> Required action
Only some lines are wanted. Transcribe, exactly, the lines below from the line with "Program: NWChem. The" up to and including the line with "BP86, PBE0, PBE.".

> Source material
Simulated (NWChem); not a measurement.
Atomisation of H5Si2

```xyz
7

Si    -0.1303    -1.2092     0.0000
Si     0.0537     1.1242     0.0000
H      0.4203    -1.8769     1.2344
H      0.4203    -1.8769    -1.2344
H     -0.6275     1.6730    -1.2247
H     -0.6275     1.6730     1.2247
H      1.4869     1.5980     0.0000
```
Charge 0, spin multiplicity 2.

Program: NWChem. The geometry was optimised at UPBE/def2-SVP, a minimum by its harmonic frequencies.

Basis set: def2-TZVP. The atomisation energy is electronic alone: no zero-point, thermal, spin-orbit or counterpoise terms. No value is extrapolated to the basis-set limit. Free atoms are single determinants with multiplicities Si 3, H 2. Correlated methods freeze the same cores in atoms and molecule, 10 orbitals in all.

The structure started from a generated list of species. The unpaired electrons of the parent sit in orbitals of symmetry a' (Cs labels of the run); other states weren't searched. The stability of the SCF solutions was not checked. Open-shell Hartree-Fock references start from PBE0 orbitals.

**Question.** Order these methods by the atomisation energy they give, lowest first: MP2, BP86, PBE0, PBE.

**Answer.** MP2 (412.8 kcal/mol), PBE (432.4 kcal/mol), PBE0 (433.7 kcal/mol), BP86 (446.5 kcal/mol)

> Task solution
Program: NWChem. The geometry was optimised at UPBE/def2-SVP, a minimum by its harmonic frequencies.

Basis set: def2-TZVP. The atomisation energy is electronic alone: no zero-point, thermal, spin-orbit or counterpoise terms. No value is extrapolated to the basis-set limit. Free atoms are single determinants with multiplicities Si 3, H 2. Correlated methods freeze the same cores in atoms and molecule, 10 orbitals in all.

The structure started from a generated list of species. The unpaired electrons of the parent sit in orbitals of symmetry a' (Cs labels of the run); other states weren't searched. The stability of the SCF solutions was not checked. Open-shell Hartree-Fock references start from PBE0 orbitals.

**Question.** Order these methods by the atomisation energy they give, lowest first: MP2, BP86, PBE0, PBE.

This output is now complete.